→ **EXTRACTED ENTRIES**
◇ ◇ ◇ ◇ ◇
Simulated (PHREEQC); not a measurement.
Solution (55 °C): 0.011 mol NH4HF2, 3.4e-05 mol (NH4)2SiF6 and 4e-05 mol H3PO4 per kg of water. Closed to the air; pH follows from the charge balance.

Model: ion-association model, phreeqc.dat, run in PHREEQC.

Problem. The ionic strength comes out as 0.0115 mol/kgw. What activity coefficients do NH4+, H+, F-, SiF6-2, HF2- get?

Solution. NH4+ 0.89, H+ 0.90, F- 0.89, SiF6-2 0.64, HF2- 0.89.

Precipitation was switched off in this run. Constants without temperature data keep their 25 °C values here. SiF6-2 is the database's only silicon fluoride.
◇ ◇ ◇ ◇ ◇

→ **WORK TASK**
Your reply is to repeat, unchanged, the lines above running from the one with "Model: ion-association model, phreeqc.dat, run" up to and including the one with "Solution. NH4+ 0.89, H+".

→ **RESPONSE AREA**
Model: ion-association model, phreeqc.dat, run in PHREEQC.

Problem. The ionic strength comes out as 0.0115 mol/kgw. What activity coefficients do NH4+, H+, F-, SiF6-2, HF2- get?

Solution. NH4+ 0.89, H+ 0.90, F- 0.89, SiF6-2 0.64, HF2- 0.89.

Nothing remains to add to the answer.